^^^^
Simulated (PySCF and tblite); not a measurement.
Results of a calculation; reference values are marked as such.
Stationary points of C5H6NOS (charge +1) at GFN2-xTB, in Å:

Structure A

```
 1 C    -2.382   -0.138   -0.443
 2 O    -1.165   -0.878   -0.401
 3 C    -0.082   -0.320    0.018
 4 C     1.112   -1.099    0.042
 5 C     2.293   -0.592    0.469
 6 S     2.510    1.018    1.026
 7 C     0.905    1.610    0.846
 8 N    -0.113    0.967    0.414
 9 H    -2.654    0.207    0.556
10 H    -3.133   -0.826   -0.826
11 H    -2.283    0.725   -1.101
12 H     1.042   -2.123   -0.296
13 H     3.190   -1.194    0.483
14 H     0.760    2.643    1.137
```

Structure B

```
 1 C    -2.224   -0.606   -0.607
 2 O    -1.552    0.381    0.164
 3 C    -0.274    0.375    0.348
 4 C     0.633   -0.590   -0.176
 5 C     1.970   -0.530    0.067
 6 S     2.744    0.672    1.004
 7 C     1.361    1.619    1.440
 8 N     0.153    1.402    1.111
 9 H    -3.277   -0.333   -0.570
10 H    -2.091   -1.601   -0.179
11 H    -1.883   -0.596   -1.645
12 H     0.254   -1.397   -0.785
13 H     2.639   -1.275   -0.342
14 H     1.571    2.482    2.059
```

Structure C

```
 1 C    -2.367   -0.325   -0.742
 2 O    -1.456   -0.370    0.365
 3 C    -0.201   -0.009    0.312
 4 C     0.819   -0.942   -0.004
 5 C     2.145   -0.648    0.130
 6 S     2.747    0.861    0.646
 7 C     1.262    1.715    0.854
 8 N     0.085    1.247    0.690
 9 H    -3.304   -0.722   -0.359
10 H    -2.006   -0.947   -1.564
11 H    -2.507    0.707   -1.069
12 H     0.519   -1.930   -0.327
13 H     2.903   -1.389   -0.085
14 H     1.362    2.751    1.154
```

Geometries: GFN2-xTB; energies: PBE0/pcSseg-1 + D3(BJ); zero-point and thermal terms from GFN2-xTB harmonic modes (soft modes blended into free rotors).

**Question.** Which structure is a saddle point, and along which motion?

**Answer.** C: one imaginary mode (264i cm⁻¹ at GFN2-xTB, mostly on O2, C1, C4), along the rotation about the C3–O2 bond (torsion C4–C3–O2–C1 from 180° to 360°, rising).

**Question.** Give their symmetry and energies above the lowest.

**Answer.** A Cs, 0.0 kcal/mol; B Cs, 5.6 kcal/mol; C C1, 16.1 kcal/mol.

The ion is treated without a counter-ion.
^^^^

[Work order] What is needed is an exact copy of the lines above, from the one containing "to 360°, rising)." through the one containing "C1, 16.1 kcal/mol.", with nothing added.

[Written answer]
**Answer.** C: one imaginary mode (264i cm⁻¹ at GFN2-xTB, mostly on O2, C1, C4), along the rotation about the C3–O2 bond (torsion C4–C3–O2–C1 from 180° to 360°, rising).

**Question.** Give their symmetry and energies above the lowest.

**Answer.** A Cs, 0.0 kcal/mol; B Cs, 5.6 kcal/mol; C C1, 16.1 kcal/mol.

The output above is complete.